◆ Work task
Write down exactly the lines of the records below, beginning with the first and ending with the line that includes "Measurements of this".

◇ ◇ ◇ ◇ ◇
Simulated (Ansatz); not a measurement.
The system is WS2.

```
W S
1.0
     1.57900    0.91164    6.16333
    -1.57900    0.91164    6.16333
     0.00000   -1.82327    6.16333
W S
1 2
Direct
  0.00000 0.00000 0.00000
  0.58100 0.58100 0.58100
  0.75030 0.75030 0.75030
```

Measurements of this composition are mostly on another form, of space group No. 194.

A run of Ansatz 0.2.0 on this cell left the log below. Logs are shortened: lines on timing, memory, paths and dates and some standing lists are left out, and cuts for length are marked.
◇ ◇ ◇ ◇ ◇

◆ Result
Simulated (Ansatz); not a measurement.
The system is WS2.

```
W S
1.0
     1.57900    0.91164    6.16333
    -1.57900    0.91164    6.16333
     0.00000   -1.82327    6.16333
W S
1 2
Direct
  0.00000 0.00000 0.00000
  0.58100 0.58100 0.58100
  0.75030 0.75030 0.75030
```

Measurements of this composition are mostly on another form, of space group No. 194.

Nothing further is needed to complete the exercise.